> [ASSIGNED TASK] Transcribe the records below exactly, from their first line through the line containing "Main program and". Omit every line after it.

•••
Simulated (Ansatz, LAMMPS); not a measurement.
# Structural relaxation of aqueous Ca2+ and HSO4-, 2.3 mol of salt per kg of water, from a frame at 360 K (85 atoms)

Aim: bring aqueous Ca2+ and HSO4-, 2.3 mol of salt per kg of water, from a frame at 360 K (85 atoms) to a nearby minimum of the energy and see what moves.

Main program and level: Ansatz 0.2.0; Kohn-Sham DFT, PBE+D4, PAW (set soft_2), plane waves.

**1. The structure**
•••

> [EXERCISE SOLUTION]
Simulated (Ansatz, LAMMPS); not a measurement.
# Structural relaxation of aqueous Ca2+ and HSO4-, 2.3 mol of salt per kg of water, from a frame at 360 K (85 atoms)

Aim: bring aqueous Ca2+ and HSO4-, 2.3 mol of salt per kg of water, from a frame at 360 K (85 atoms) to a nearby minimum of the energy and see what moves.

Main program and level: Ansatz 0.2.0; Kohn-Sham DFT, PBE+D4, PAW (set soft_2), plane waves.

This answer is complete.